[Assignment]: Please return each record exactly, leaving nothing out.

━━━━━━━━━━━━━━━━
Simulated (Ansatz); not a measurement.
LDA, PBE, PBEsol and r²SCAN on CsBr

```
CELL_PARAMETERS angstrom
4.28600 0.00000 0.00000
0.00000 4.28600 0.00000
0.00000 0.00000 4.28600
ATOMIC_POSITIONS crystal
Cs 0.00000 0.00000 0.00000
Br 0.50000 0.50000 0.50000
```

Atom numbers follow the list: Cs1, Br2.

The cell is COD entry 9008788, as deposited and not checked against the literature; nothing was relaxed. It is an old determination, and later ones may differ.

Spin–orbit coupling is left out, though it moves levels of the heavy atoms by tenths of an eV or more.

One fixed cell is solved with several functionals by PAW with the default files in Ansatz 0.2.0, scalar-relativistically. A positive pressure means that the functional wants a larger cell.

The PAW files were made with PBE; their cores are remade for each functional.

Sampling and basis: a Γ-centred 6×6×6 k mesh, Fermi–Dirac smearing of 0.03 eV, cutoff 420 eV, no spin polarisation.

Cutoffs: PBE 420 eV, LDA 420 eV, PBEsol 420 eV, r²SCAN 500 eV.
━━━━━━━━━━━━━━━━

[Exercise output]:
Simulated (Ansatz); not a measurement.
LDA, PBE, PBEsol and r²SCAN on CsBr

```
CELL_PARAMETERS angstrom
4.28600 0.00000 0.00000
0.00000 4.28600 0.00000
0.00000 0.00000 4.28600
ATOMIC_POSITIONS crystal
Cs 0.00000 0.00000 0.00000
Br 0.50000 0.50000 0.50000
```

Atom numbers follow the list: Cs1, Br2.

The cell is COD entry 9008788, as deposited and not checked against the literature; nothing was relaxed. It is an old determination, and later ones may differ.

Spin–orbit coupling is left out, though it moves levels of the heavy atoms by tenths of an eV or more.

One fixed cell is solved with several functionals by PAW with the default files in Ansatz 0.2.0, scalar-relativistically. A positive pressure means that the functional wants a larger cell.

The PAW files were made with PBE; their cores are remade for each functional.

Sampling and basis: a Γ-centred 6×6×6 k mesh, Fermi–Dirac smearing of 0.03 eV, cutoff 420 eV, no spin polarisation.

Cutoffs: PBE 420 eV, LDA 420 eV, PBEsol 420 eV, r²SCAN 500 eV.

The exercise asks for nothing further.